▸ **WORK TASK**
Set down the listing below verbatim, but only from its first line through the line containing "What comes out?".

——————————

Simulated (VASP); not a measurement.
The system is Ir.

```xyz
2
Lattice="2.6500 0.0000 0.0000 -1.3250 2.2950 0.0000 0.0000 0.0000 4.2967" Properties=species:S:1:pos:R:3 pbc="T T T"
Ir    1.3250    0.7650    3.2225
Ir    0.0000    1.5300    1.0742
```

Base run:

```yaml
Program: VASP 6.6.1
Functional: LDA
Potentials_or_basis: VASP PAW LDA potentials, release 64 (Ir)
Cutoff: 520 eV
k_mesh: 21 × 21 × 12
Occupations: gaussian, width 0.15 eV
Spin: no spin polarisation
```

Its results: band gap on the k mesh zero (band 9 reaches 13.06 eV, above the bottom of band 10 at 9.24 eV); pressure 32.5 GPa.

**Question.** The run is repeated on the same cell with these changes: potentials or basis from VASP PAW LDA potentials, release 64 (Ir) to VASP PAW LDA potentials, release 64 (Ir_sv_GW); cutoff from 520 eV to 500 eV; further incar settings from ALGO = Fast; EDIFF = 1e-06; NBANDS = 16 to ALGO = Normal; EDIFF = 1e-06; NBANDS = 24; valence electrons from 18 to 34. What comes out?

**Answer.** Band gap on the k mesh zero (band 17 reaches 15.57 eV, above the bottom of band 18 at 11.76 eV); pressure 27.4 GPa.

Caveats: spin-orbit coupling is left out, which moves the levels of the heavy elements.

——————————

▸ **EXPECTED ANSWER**
Simulated (VASP); not a measurement.
The system is Ir.

```xyz
2
Lattice="2.6500 0.0000 0.0000 -1.3250 2.2950 0.0000 0.0000 0.0000 4.2967" Properties=species:S:1:pos:R:3 pbc="T T T"
Ir    1.3250    0.7650    3.2225
Ir    0.0000    1.5300    1.0742
```

Base run:

```yaml
Program: VASP 6.6.1
Functional: LDA
Potentials_or_basis: VASP PAW LDA potentials, release 64 (Ir)
Cutoff: 520 eV
k_mesh: 21 × 21 × 12
Occupations: gaussian, width 0.15 eV
Spin: no spin polarisation
```

Its results: band gap on the k mesh zero (band 9 reaches 13.06 eV, above the bottom of band 10 at 9.24 eV); pressure 32.5 GPa.

**Question.** The run is repeated on the same cell with these changes: potentials or basis from VASP PAW LDA potentials, release 64 (Ir) to VASP PAW LDA potentials, release 64 (Ir_sv_GW); cutoff from 520 eV to 500 eV; further incar settings from ALGO = Fast; EDIFF = 1e-06; NBANDS = 16 to ALGO = Normal; EDIFF = 1e-06; NBANDS = 24; valence electrons from 18 to 34. What comes out?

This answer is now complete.